*** Opening Extracted information ***

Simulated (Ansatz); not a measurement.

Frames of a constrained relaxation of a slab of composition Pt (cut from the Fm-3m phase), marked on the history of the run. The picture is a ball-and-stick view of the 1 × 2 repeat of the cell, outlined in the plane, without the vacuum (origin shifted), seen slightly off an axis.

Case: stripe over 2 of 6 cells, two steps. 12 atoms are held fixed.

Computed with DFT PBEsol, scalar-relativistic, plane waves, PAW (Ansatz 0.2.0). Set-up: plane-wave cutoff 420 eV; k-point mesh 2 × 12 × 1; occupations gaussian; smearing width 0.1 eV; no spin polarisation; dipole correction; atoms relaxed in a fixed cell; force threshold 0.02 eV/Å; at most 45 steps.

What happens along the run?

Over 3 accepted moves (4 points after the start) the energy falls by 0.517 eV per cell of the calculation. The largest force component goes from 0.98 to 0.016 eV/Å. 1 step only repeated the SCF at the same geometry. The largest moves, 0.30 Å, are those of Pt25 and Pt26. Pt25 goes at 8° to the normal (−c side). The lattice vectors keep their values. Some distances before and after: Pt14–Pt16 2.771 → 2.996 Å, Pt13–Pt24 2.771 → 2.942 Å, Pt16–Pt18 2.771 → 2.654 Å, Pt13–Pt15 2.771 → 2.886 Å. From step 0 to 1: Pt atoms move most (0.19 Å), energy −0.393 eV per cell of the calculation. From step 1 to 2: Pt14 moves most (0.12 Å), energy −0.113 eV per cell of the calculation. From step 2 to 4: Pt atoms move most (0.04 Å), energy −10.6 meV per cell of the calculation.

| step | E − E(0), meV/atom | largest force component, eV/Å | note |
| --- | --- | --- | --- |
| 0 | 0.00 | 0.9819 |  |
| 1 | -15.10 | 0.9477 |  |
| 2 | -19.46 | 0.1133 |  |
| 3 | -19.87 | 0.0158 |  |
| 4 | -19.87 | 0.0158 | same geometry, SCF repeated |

*** Closing Extracted information ***

= Action item =
Copy out only the lines of the records above from the one with "Frames of a" through the one with "What happens along the run?", exactly as they stand, both included.

= Exercise response =
Frames of a constrained relaxation of a slab of composition Pt (cut from the Fm-3m phase), marked on the history of the run. The picture is a ball-and-stick view of the 1 × 2 repeat of the cell, outlined in the plane, without the vacuum (origin shifted), seen slightly off an axis.

Case: stripe over 2 of 6 cells, two steps. 12 atoms are held fixed.

Computed with DFT PBEsol, scalar-relativistic, plane waves, PAW (Ansatz 0.2.0). Set-up: plane-wave cutoff 420 eV; k-point mesh 2 × 12 × 1; occupations gaussian; smearing width 0.1 eV; no spin polarisation; dipole correction; atoms relaxed in a fixed cell; force threshold 0.02 eV/Å; at most 45 steps.

What happens along the run?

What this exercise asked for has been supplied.